START Listed records

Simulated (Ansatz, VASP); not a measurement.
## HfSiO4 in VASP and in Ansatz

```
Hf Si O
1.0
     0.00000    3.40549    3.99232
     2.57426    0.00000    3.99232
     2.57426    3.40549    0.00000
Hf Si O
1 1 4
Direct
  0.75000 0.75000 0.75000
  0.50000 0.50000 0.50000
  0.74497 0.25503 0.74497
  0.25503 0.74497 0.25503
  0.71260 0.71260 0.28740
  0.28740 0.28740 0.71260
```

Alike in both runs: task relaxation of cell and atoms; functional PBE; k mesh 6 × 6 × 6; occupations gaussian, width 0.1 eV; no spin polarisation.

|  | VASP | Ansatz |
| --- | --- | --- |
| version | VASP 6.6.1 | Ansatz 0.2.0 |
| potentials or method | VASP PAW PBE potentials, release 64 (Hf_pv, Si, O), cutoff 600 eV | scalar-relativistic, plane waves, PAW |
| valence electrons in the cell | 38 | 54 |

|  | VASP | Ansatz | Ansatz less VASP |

END Listed records

_Work item_
Exactly reproduce every line found in the records.

_Answer area_
Simulated (Ansatz, VASP); not a measurement.
## HfSiO4 in VASP and in Ansatz

```
Hf Si O
1.0
     0.00000    3.40549    3.99232
     2.57426    0.00000    3.99232
     2.57426    3.40549    0.00000
Hf Si O
1 1 4
Direct
  0.75000 0.75000 0.75000
  0.50000 0.50000 0.50000
  0.74497 0.25503 0.74497
  0.25503 0.74497 0.25503
  0.71260 0.71260 0.28740
  0.28740 0.28740 0.71260
```

Alike in both runs: task relaxation of cell and atoms; functional PBE; k mesh 6 × 6 × 6; occupations gaussian, width 0.1 eV; no spin polarisation.

|  | VASP | Ansatz |
| --- | --- | --- |
| version | VASP 6.6.1 | Ansatz 0.2.0 |
| potentials or method | VASP PAW PBE potentials, release 64 (Hf_pv, Si, O), cutoff 600 eV | scalar-relativistic, plane waves, PAW |
| valence electrons in the cell | 38 | 54 |

|  | VASP | Ansatz | Ansatz less VASP |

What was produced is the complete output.